......

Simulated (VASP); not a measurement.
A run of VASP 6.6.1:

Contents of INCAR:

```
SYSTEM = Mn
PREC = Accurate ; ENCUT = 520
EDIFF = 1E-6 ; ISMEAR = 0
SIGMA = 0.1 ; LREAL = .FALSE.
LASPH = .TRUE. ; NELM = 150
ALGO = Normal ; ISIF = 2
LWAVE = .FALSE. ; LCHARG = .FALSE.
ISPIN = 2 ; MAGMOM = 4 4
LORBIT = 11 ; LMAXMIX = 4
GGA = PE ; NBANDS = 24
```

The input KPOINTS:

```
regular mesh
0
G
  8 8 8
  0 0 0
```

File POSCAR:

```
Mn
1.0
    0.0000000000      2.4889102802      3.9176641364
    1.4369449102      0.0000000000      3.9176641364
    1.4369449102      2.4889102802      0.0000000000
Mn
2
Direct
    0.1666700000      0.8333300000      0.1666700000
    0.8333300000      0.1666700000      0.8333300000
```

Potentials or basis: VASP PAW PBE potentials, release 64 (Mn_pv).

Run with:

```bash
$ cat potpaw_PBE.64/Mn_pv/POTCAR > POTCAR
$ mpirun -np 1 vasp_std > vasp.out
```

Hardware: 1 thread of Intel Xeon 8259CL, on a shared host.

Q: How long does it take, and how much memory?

......

- [Activity]:
Write out the whole listing once more, exactly as it reads.

- [Exercise result]:
Simulated (VASP); not a measurement.
A run of VASP 6.6.1:

Contents of INCAR:

```
SYSTEM = Mn
PREC = Accurate ; ENCUT = 520
EDIFF = 1E-6 ; ISMEAR = 0
SIGMA = 0.1 ; LREAL = .FALSE.
LASPH = .TRUE. ; NELM = 150
ALGO = Normal ; ISIF = 2
LWAVE = .FALSE. ; LCHARG = .FALSE.
ISPIN = 2 ; MAGMOM = 4 4
LORBIT = 11 ; LMAXMIX = 4
GGA = PE ; NBANDS = 24
```

The input KPOINTS:

```
regular mesh
0
G
  8 8 8
  0 0 0
```

File POSCAR:

```
Mn
1.0
    0.0000000000      2.4889102802      3.9176641364
    1.4369449102      0.0000000000      3.9176641364
    1.4369449102      2.4889102802      0.0000000000
Mn
2
Direct
    0.1666700000      0.8333300000      0.1666700000
    0.8333300000      0.1666700000      0.8333300000
```

Potentials or basis: VASP PAW PBE potentials, release 64 (Mn_pv).

Run with:

```bash
$ cat potpaw_PBE.64/Mn_pv/POTCAR > POTCAR
$ mpirun -np 1 vasp_std > vasp.out
```

Hardware: 1 thread of Intel Xeon 8259CL, on a shared host.

Q: How long does it take, and how much memory?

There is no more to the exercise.